» INPUT DATA:
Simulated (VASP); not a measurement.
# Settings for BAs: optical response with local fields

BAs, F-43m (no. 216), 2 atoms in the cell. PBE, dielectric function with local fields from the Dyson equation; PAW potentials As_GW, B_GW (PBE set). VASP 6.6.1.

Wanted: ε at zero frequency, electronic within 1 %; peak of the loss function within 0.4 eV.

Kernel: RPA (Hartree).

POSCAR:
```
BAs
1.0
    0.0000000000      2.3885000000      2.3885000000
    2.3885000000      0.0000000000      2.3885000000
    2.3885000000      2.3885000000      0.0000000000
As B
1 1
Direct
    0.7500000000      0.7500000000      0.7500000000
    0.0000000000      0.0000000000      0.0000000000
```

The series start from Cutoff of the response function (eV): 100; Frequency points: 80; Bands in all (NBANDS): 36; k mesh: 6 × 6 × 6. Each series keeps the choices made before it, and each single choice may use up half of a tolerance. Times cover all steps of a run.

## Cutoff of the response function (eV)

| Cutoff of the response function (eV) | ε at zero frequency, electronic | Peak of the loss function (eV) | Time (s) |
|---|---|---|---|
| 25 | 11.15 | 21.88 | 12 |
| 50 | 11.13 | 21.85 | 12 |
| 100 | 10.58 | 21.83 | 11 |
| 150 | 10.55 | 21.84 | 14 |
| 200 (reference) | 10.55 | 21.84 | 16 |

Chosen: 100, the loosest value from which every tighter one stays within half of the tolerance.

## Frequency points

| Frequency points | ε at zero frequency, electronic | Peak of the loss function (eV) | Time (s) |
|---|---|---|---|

» REQUIREMENT: Transcribe every record above exactly as written.

» WRITTEN REPLY:
Simulated (VASP); not a measurement.
# Settings for BAs: optical response with local fields

BAs, F-43m (no. 216), 2 atoms in the cell. PBE, dielectric function with local fields from the Dyson equation; PAW potentials As_GW, B_GW (PBE set). VASP 6.6.1.

Wanted: ε at zero frequency, electronic within 1 %; peak of the loss function within 0.4 eV.

Kernel: RPA (Hartree).

POSCAR:
```
BAs
1.0
    0.0000000000      2.3885000000      2.3885000000
    2.3885000000      0.0000000000      2.3885000000
    2.3885000000      2.3885000000      0.0000000000
As B
1 1
Direct
    0.7500000000      0.7500000000      0.7500000000
    0.0000000000      0.0000000000      0.0000000000
```

The series start from Cutoff of the response function (eV): 100; Frequency points: 80; Bands in all (NBANDS): 36; k mesh: 6 × 6 × 6. Each series keeps the choices made before it, and each single choice may use up half of a tolerance. Times cover all steps of a run.

## Cutoff of the response function (eV)

| Cutoff of the response function (eV) | ε at zero frequency, electronic | Peak of the loss function (eV) | Time (s) |
|---|---|---|---|
| 25 | 11.15 | 21.88 | 12 |
| 50 | 11.13 | 21.85 | 12 |
| 100 | 10.58 | 21.83 | 11 |
| 150 | 10.55 | 21.84 | 14 |
| 200 (reference) | 10.55 | 21.84 | 16 |

Chosen: 100, the loosest value from which every tighter one stays within half of the tolerance.

## Frequency points

| Frequency points | ε at zero frequency, electronic | Peak of the loss function (eV) | Time (s) |
|---|---|---|---|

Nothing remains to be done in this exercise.